■ ■ ■ ■ ■ ■ ■

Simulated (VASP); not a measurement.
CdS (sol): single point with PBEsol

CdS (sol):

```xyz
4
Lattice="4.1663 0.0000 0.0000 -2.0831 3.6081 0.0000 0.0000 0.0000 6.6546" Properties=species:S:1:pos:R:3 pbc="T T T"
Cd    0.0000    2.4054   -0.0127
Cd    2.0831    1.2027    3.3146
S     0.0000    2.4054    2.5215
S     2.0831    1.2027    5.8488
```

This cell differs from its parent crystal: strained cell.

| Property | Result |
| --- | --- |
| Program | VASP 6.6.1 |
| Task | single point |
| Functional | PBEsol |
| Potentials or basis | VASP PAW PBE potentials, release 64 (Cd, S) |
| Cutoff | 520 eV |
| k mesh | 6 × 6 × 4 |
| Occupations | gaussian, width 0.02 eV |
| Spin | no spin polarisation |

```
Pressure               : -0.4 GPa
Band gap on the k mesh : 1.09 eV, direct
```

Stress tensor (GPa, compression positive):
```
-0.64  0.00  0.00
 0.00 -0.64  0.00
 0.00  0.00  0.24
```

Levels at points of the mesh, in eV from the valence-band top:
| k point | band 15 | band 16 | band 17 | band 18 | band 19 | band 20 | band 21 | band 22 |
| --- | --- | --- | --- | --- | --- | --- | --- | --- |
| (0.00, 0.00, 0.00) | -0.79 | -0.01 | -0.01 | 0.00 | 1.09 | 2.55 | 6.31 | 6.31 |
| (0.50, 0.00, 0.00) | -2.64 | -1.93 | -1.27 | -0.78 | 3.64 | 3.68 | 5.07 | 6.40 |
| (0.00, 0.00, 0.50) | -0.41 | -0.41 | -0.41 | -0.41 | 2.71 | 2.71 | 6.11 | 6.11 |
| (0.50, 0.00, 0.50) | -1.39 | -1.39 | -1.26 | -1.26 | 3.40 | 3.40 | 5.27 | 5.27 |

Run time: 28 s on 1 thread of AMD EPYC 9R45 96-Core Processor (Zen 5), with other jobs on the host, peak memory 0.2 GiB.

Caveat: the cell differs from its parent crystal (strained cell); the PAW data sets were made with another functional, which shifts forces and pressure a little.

■ ■ ■ ■ ■ ■ ■

Work instruction: Could you reproduce exactly the lines of the entries above, from the one with "5.07 | 6.40 |" through the one with "Run time: 28", and nothing else?

Written solution:
| (0.50, 0.00, 0.00) | -2.64 | -1.93 | -1.27 | -0.78 | 3.64 | 3.68 | 5.07 | 6.40 |
| (0.00, 0.00, 0.50) | -0.41 | -0.41 | -0.41 | -0.41 | 2.71 | 2.71 | 6.11 | 6.11 |
| (0.50, 0.00, 0.50) | -1.39 | -1.39 | -1.26 | -1.26 | 3.40 | 3.40 | 5.27 | 5.27 |

Run time: 28 s on 1 thread of AMD EPYC 9R45 96-Core Processor (Zen 5), with other jobs on the host, peak memory 0.2 GiB.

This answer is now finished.